Work instruction. In the entries below, find the line with "Run with plane-wave" and the line with "at this level.". Print those two and everything between them exactly, and nothing else.

******************************
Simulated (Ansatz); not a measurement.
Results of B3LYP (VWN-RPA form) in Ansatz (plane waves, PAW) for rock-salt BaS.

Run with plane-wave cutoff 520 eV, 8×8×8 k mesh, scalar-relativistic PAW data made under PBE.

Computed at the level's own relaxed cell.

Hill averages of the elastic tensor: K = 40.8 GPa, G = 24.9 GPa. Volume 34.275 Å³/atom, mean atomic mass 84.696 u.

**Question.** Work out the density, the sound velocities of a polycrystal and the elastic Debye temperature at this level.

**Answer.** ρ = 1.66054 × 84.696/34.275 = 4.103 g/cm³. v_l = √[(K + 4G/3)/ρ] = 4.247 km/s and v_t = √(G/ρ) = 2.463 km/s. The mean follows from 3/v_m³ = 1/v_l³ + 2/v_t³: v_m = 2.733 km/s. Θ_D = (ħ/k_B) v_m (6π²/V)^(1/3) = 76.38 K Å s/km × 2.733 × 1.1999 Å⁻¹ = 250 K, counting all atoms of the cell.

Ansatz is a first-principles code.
******************************

Exercise answer.
Run with plane-wave cutoff 520 eV, 8×8×8 k mesh, scalar-relativistic PAW data made under PBE.

Computed at the level's own relaxed cell.

Hill averages of the elastic tensor: K = 40.8 GPa, G = 24.9 GPa. Volume 34.275 Å³/atom, mean atomic mass 84.696 u.

**Question.** Work out the density, the sound velocities of a polycrystal and the elastic Debye temperature at this level.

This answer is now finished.